• **Task item**: Each record beneath this line is to be copied exactly.

▼

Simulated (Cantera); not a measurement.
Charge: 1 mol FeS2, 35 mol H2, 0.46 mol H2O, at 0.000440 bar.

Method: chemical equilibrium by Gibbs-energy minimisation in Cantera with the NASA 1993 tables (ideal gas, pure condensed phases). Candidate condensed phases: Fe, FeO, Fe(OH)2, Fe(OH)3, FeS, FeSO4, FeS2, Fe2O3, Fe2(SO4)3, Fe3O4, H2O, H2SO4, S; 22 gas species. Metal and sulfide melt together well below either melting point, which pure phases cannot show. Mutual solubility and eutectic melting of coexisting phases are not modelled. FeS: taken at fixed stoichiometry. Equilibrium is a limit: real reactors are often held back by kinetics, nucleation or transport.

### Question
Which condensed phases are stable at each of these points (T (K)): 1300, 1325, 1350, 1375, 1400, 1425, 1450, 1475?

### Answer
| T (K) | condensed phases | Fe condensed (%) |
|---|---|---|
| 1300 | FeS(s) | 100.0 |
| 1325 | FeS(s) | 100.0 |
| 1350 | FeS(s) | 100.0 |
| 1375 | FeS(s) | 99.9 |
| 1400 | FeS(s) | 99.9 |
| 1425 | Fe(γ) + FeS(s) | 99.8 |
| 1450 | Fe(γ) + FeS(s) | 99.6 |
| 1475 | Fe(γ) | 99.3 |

▲

• **Response area**:
Simulated (Cantera); not a measurement.
Charge: 1 mol FeS2, 35 mol H2, 0.46 mol H2O, at 0.000440 bar.

Method: chemical equilibrium by Gibbs-energy minimisation in Cantera with the NASA 1993 tables (ideal gas, pure condensed phases). Candidate condensed phases: Fe, FeO, Fe(OH)2, Fe(OH)3, FeS, FeSO4, FeS2, Fe2O3, Fe2(SO4)3, Fe3O4, H2O, H2SO4, S; 22 gas species. Metal and sulfide melt together well below either melting point, which pure phases cannot show. Mutual solubility and eutectic melting of coexisting phases are not modelled. FeS: taken at fixed stoichiometry. Equilibrium is a limit: real reactors are often held back by kinetics, nucleation or transport.

### Question
Which condensed phases are stable at each of these points (T (K)): 1300, 1325, 1350, 1375, 1400, 1425, 1450, 1475?

### Answer
| T (K) | condensed phases | Fe condensed (%) |
|---|---|---|
| 1300 | FeS(s) | 100.0 |
| 1325 | FeS(s) | 100.0 |
| 1350 | FeS(s) | 100.0 |
| 1375 | FeS(s) | 99.9 |
| 1400 | FeS(s) | 99.9 |
| 1425 | Fe(γ) + FeS(s) | 99.8 |
| 1450 | Fe(γ) + FeS(s) | 99.6 |
| 1475 | Fe(γ) | 99.3 |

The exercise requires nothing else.